-------- EXTRACTED MATERIAL --------

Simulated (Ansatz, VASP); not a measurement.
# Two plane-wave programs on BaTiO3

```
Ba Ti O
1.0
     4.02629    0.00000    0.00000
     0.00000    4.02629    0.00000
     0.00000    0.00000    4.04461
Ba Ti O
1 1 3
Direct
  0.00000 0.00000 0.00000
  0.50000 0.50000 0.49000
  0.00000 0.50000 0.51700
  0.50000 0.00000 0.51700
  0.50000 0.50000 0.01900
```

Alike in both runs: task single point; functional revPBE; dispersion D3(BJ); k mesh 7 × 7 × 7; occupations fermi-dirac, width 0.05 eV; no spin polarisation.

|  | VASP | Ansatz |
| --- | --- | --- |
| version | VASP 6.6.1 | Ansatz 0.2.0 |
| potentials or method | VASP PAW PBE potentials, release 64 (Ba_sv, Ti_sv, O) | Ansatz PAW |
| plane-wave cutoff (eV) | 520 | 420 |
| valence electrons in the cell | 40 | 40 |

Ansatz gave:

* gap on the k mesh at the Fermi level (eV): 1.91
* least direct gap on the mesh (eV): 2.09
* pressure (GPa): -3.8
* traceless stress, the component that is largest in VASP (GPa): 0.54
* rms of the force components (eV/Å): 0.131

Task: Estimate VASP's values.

--------

Please transcribe the entries above exactly as written.

Simulated (Ansatz, VASP); not a measurement.
# Two plane-wave programs on BaTiO3

```
Ba Ti O
1.0
     4.02629    0.00000    0.00000
     0.00000    4.02629    0.00000
     0.00000    0.00000    4.04461
Ba Ti O
1 1 3
Direct
  0.00000 0.00000 0.00000
  0.50000 0.50000 0.49000
  0.00000 0.50000 0.51700
  0.50000 0.00000 0.51700
  0.50000 0.50000 0.01900
```

Alike in both runs: task single point; functional revPBE; dispersion D3(BJ); k mesh 7 × 7 × 7; occupations fermi-dirac, width 0.05 eV; no spin polarisation.

|  | VASP | Ansatz |
| --- | --- | --- |
| version | VASP 6.6.1 | Ansatz 0.2.0 |
| potentials or method | VASP PAW PBE potentials, release 64 (Ba_sv, Ti_sv, O) | Ansatz PAW |
| plane-wave cutoff (eV) | 520 | 420 |
| valence electrons in the cell | 40 | 40 |

Ansatz gave:

* gap on the k mesh at the Fermi level (eV): 1.91
* least direct gap on the mesh (eV): 2.09
* pressure (GPa): -3.8
* traceless stress, the component that is largest in VASP (GPa): 0.54
* rms of the force components (eV/Å): 0.131

Task: Estimate VASP's values.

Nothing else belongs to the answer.